WORK REQUEST:
All the data should come back exactly as it was given.

DATA EXCERPTS:
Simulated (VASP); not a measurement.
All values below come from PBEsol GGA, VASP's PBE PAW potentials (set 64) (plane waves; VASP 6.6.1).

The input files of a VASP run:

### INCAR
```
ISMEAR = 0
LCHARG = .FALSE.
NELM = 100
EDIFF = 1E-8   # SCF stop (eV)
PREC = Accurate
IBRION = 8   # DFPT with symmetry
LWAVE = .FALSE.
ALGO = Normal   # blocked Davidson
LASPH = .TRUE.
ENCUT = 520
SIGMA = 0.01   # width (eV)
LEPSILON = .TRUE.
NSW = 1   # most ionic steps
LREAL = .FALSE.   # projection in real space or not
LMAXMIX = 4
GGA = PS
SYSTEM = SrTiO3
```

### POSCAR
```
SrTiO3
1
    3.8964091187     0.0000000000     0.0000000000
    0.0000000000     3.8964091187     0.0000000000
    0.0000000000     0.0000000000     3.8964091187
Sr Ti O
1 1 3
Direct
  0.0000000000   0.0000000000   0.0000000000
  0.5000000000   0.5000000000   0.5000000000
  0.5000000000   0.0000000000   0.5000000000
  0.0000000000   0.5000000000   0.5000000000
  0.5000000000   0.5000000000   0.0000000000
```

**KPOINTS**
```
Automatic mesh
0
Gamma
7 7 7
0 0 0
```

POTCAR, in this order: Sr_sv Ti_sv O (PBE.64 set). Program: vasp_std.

EXERCISE SOLUTION:
Simulated (VASP); not a measurement.
All values below come from PBEsol GGA, VASP's PBE PAW potentials (set 64) (plane waves; VASP 6.6.1).

The input files of a VASP run:

### INCAR
```
ISMEAR = 0
LCHARG = .FALSE.
NELM = 100
EDIFF = 1E-8   # SCF stop (eV)
PREC = Accurate
IBRION = 8   # DFPT with symmetry
LWAVE = .FALSE.
ALGO = Normal   # blocked Davidson
LASPH = .TRUE.
ENCUT = 520
SIGMA = 0.01   # width (eV)
LEPSILON = .TRUE.
NSW = 1   # most ionic steps
LREAL = .FALSE.   # projection in real space or not
LMAXMIX = 4
GGA = PS
SYSTEM = SrTiO3
```

### POSCAR
```
SrTiO3
1
    3.8964091187     0.0000000000     0.0000000000
    0.0000000000     3.8964091187     0.0000000000
    0.0000000000     0.0000000000     3.8964091187
Sr Ti O
1 1 3
Direct
  0.0000000000   0.0000000000   0.0000000000
  0.5000000000   0.5000000000   0.5000000000
  0.5000000000   0.0000000000   0.5000000000
  0.0000000000   0.5000000000   0.5000000000
  0.5000000000   0.5000000000   0.0000000000
```

**KPOINTS**
```
Automatic mesh
0
Gamma
7 7 7
0 0 0
```

POTCAR, in this order: Sr_sv Ti_sv O (PBE.64 set). Program: vasp_std.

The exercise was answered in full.